Dataset excerpts Block Start

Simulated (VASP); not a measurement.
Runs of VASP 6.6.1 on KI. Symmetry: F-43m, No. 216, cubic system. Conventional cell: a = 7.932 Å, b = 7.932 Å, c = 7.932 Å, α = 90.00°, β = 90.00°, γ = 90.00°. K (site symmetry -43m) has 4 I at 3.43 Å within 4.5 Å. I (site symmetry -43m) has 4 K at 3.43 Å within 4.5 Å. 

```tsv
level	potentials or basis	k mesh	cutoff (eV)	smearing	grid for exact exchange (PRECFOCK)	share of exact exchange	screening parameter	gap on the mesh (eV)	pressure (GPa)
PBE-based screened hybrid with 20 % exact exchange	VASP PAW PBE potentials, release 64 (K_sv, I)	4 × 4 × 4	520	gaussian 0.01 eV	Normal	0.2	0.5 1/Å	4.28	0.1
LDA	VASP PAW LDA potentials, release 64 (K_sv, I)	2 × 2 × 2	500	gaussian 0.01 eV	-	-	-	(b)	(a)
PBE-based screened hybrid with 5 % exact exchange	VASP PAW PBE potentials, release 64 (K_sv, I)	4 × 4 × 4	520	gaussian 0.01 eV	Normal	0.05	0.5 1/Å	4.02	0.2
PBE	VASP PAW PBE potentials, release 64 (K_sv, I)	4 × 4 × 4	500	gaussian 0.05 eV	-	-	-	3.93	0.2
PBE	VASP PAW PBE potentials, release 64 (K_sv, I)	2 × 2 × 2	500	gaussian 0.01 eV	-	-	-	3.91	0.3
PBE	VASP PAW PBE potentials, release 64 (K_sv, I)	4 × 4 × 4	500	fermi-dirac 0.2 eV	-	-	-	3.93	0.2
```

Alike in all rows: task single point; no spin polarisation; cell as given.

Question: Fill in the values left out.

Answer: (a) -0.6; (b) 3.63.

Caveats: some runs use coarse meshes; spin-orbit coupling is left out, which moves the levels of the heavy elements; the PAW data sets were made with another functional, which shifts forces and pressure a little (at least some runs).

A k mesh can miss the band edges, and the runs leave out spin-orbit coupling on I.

Dataset excerpts Block End

| Work request |
Exactly as written, repeat the lines from the start of the listing through the line containing "Answer: (a) -0.6; (b) 3.63.", both included.

| Response area |
Simulated (VASP); not a measurement.
Runs of VASP 6.6.1 on KI. Symmetry: F-43m, No. 216, cubic system. Conventional cell: a = 7.932 Å, b = 7.932 Å, c = 7.932 Å, α = 90.00°, β = 90.00°, γ = 90.00°. K (site symmetry -43m) has 4 I at 3.43 Å within 4.5 Å. I (site symmetry -43m) has 4 K at 3.43 Å within 4.5 Å. 

```tsv
level	potentials or basis	k mesh	cutoff (eV)	smearing	grid for exact exchange (PRECFOCK)	share of exact exchange	screening parameter	gap on the mesh (eV)	pressure (GPa)
PBE-based screened hybrid with 20 % exact exchange	VASP PAW PBE potentials, release 64 (K_sv, I)	4 × 4 × 4	520	gaussian 0.01 eV	Normal	0.2	0.5 1/Å	4.28	0.1
LDA	VASP PAW LDA potentials, release 64 (K_sv, I)	2 × 2 × 2	500	gaussian 0.01 eV	-	-	-	(b)	(a)
PBE-based screened hybrid with 5 % exact exchange	VASP PAW PBE potentials, release 64 (K_sv, I)	4 × 4 × 4	520	gaussian 0.01 eV	Normal	0.05	0.5 1/Å	4.02	0.2
PBE	VASP PAW PBE potentials, release 64 (K_sv, I)	4 × 4 × 4	500	gaussian 0.05 eV	-	-	-	3.93	0.2
PBE	VASP PAW PBE potentials, release 64 (K_sv, I)	2 × 2 × 2	500	gaussian 0.01 eV	-	-	-	3.91	0.3
PBE	VASP PAW PBE potentials, release 64 (K_sv, I)	4 × 4 × 4	500	fermi-dirac 0.2 eV	-	-	-	3.93	0.2
```

Alike in all rows: task single point; no spin polarisation; cell as given.

Question: Fill in the values left out.

Answer: (a) -0.6; (b) 3.63.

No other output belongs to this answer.